- WORK REQUEST: Please return all the records exactly, with nothing left out.

#####
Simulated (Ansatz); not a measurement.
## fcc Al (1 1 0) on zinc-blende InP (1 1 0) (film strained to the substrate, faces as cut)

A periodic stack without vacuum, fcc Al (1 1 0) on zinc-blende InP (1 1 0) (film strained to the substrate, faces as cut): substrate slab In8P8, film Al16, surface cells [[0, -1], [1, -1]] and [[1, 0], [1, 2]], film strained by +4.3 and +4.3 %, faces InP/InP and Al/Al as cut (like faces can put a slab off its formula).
#####

- EXPECTED ANSWER:
Simulated (Ansatz); not a measurement.
## fcc Al (1 1 0) on zinc-blende InP (1 1 0) (film strained to the substrate, faces as cut)

A periodic stack without vacuum, fcc Al (1 1 0) on zinc-blende InP (1 1 0) (film strained to the substrate, faces as cut): substrate slab In8P8, film Al16, surface cells [[0, -1], [1, -1]] and [[1, 0], [1, 2]], film strained by +4.3 and +4.3 %, faces InP/InP and Al/Al as cut (like faces can put a slab off its formula).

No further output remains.